> [WORK REQUEST]
Every line of the material below, from the top through the line with "Problem. How long", should be reproduced exactly.

---- RECORDS SUPPLIED
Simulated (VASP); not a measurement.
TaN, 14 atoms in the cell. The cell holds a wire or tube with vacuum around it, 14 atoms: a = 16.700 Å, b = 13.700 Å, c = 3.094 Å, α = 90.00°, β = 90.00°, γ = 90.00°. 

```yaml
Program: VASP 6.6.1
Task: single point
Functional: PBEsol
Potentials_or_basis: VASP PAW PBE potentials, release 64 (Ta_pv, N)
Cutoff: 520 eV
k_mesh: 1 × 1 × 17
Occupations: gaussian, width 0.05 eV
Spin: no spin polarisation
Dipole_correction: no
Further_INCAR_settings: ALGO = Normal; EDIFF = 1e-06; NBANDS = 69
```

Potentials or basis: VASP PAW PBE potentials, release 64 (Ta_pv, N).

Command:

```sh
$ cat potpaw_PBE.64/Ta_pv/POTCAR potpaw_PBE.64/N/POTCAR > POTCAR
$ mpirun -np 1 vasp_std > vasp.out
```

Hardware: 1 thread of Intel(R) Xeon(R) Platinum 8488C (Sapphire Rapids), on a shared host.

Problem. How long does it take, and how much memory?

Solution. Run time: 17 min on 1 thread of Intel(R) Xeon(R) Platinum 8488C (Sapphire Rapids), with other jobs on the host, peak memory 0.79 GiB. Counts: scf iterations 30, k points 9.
--------

> [TASK RESPONSE]
Simulated (VASP); not a measurement.
TaN, 14 atoms in the cell. The cell holds a wire or tube with vacuum around it, 14 atoms: a = 16.700 Å, b = 13.700 Å, c = 3.094 Å, α = 90.00°, β = 90.00°, γ = 90.00°. 

```yaml
Program: VASP 6.6.1
Task: single point
Functional: PBEsol
Potentials_or_basis: VASP PAW PBE potentials, release 64 (Ta_pv, N)
Cutoff: 520 eV
k_mesh: 1 × 1 × 17
Occupations: gaussian, width 0.05 eV
Spin: no spin polarisation
Dipole_correction: no
Further_INCAR_settings: ALGO = Normal; EDIFF = 1e-06; NBANDS = 69
```

Potentials or basis: VASP PAW PBE potentials, release 64 (Ta_pv, N).

Command:

```sh
$ cat potpaw_PBE.64/Ta_pv/POTCAR potpaw_PBE.64/N/POTCAR > POTCAR
$ mpirun -np 1 vasp_std > vasp.out
```

Hardware: 1 thread of Intel(R) Xeon(R) Platinum 8488C (Sapphire Rapids), on a shared host.

Problem. How long does it take, and how much memory?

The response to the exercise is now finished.